### Brief:
Your task is to copy the stretch of lines in the records below that begins with the line containing "2. Σ(Δa)² = 0.1675, Σ(Δa·Δy)" and ends with the line containing "The ionisation energy of", exactly as written, with nothing added.

### Record extracts:
Segment Open

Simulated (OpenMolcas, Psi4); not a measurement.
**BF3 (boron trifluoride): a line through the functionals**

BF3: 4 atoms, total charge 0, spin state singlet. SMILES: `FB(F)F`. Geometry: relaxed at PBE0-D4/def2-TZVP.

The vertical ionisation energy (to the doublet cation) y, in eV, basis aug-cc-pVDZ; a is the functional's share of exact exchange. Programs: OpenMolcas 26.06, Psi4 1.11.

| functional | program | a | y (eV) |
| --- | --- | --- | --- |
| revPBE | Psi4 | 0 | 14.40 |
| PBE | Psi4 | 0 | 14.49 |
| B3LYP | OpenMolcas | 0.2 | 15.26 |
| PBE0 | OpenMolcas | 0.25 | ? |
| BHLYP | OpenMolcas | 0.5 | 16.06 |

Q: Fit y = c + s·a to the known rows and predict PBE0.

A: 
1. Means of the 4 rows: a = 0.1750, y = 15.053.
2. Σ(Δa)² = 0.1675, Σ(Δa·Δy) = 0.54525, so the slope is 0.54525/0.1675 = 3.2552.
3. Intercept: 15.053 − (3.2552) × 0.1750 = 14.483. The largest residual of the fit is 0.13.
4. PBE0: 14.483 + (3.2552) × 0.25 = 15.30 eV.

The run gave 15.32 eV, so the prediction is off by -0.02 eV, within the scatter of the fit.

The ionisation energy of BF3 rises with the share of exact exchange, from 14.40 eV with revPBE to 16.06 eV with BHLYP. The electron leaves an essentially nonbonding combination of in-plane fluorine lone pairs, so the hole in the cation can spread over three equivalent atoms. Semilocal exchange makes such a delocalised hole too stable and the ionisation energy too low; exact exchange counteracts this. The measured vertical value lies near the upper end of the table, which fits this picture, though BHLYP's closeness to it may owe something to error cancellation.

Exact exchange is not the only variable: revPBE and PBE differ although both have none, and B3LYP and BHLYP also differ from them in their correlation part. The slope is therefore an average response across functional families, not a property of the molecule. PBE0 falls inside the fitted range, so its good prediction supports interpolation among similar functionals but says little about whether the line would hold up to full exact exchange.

Segment Closed

### Problem solution:
2. Σ(Δa)² = 0.1675, Σ(Δa·Δy) = 0.54525, so the slope is 0.54525/0.1675 = 3.2552.
3. Intercept: 15.053 − (3.2552) × 0.1750 = 14.483. The largest residual of the fit is 0.13.
4. PBE0: 14.483 + (3.2552) × 0.25 = 15.30 eV.

The run gave 15.32 eV, so the prediction is off by -0.02 eV, within the scatter of the fit.

The ionisation energy of BF3 rises with the share of exact exchange, from 14.40 eV with revPBE to 16.06 eV with BHLYP. The electron leaves an essentially nonbonding combination of in-plane fluorine lone pairs, so the hole in the cation can spread over three equivalent atoms. Semilocal exchange makes such a delocalised hole too stable and the ionisation energy too low; exact exchange counteracts this. The measured vertical value lies near the upper end of the table, which fits this picture, though BHLYP's closeness to it may owe something to error cancellation.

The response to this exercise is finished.